▶ Work item:
Beginning with the first line below, please restate each line exactly, down to and including the line containing "Question: The runs".

▶ Available data:
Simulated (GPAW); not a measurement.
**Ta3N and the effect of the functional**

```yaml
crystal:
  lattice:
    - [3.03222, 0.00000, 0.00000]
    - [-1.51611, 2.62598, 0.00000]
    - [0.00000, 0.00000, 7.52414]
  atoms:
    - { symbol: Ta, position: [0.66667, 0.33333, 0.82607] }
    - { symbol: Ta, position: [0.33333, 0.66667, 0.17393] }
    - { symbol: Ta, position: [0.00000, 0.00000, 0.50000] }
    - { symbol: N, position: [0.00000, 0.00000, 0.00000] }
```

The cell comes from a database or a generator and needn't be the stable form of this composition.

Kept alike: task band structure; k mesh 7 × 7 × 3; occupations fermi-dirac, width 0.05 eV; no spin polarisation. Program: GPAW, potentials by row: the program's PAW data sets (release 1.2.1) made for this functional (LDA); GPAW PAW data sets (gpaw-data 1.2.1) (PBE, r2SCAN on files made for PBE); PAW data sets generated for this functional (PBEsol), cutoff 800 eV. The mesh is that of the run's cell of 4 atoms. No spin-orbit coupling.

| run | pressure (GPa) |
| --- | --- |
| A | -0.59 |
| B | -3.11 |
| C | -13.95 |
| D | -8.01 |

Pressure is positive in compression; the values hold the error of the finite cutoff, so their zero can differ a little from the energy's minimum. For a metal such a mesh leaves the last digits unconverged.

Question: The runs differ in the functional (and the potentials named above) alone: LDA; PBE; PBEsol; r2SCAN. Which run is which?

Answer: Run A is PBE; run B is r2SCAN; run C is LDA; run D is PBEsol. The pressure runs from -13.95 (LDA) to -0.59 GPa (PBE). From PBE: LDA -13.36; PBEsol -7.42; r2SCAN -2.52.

▶ Answer area:
Simulated (GPAW); not a measurement.
**Ta3N and the effect of the functional**

```yaml
crystal:
  lattice:
    - [3.03222, 0.00000, 0.00000]
    - [-1.51611, 2.62598, 0.00000]
    - [0.00000, 0.00000, 7.52414]
  atoms:
    - { symbol: Ta, position: [0.66667, 0.33333, 0.82607] }
    - { symbol: Ta, position: [0.33333, 0.66667, 0.17393] }
    - { symbol: Ta, position: [0.00000, 0.00000, 0.50000] }
    - { symbol: N, position: [0.00000, 0.00000, 0.00000] }
```

The cell comes from a database or a generator and needn't be the stable form of this composition.

Kept alike: task band structure; k mesh 7 × 7 × 3; occupations fermi-dirac, width 0.05 eV; no spin polarisation. Program: GPAW, potentials by row: the program's PAW data sets (release 1.2.1) made for this functional (LDA); GPAW PAW data sets (gpaw-data 1.2.1) (PBE, r2SCAN on files made for PBE); PAW data sets generated for this functional (PBEsol), cutoff 800 eV. The mesh is that of the run's cell of 4 atoms. No spin-orbit coupling.

| run | pressure (GPa) |
| --- | --- |
| A | -0.59 |
| B | -3.11 |
| C | -13.95 |
| D | -8.01 |

Pressure is positive in compression; the values hold the error of the finite cutoff, so their zero can differ a little from the energy's minimum. For a metal such a mesh leaves the last digits unconverged.

Question: The runs differ in the functional (and the potentials named above) alone: LDA; PBE; PBEsol; r2SCAN. Which run is which?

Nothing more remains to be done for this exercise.